Data excerpts:
■ ■ ■ ■ ■ ■ ■
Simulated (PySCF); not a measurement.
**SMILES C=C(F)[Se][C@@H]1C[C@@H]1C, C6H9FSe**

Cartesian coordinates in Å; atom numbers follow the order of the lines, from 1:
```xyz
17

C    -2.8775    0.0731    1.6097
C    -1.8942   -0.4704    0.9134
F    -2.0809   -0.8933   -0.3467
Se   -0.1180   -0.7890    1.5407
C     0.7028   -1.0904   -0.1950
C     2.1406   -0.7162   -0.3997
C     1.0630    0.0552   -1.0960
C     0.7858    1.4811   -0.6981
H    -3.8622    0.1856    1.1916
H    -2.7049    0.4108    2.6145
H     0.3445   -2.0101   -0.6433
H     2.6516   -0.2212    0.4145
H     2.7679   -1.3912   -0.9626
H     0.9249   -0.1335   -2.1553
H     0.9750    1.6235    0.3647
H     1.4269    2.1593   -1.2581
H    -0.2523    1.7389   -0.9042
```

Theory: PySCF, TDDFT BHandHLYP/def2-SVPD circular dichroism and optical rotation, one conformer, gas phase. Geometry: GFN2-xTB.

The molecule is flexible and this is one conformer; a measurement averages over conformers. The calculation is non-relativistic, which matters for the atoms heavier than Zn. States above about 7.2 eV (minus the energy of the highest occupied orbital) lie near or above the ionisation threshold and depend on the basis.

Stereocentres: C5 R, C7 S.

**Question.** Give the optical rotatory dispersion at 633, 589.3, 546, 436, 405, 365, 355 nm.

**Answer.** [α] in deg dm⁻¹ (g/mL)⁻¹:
■ ■ ■ ■ ■ ■ ■

Work request:
All records are to be restated exactly, from the first line to the last line.

Written reply:
Simulated (PySCF); not a measurement.
**SMILES C=C(F)[Se][C@@H]1C[C@@H]1C, C6H9FSe**

Cartesian coordinates in Å; atom numbers follow the order of the lines, from 1:
```xyz
17

C    -2.8775    0.0731    1.6097
C    -1.8942   -0.4704    0.9134
F    -2.0809   -0.8933   -0.3467
Se   -0.1180   -0.7890    1.5407
C     0.7028   -1.0904   -0.1950
C     2.1406   -0.7162   -0.3997
C     1.0630    0.0552   -1.0960
C     0.7858    1.4811   -0.6981
H    -3.8622    0.1856    1.1916
H    -2.7049    0.4108    2.6145
H     0.3445   -2.0101   -0.6433
H     2.6516   -0.2212    0.4145
H     2.7679   -1.3912   -0.9626
H     0.9249   -0.1335   -2.1553
H     0.9750    1.6235    0.3647
H     1.4269    2.1593   -1.2581
H    -0.2523    1.7389   -0.9042
```

Theory: PySCF, TDDFT BHandHLYP/def2-SVPD circular dichroism and optical rotation, one conformer, gas phase. Geometry: GFN2-xTB.

The molecule is flexible and this is one conformer; a measurement averages over conformers. The calculation is non-relativistic, which matters for the atoms heavier than Zn. States above about 7.2 eV (minus the energy of the highest occupied orbital) lie near or above the ionisation threshold and depend on the basis.

Stereocentres: C5 R, C7 S.

**Question.** Give the optical rotatory dispersion at 633, 589.3, 546, 436, 405, 365, 355 nm.

**Answer.** [α] in deg dm⁻¹ (g/mL)⁻¹:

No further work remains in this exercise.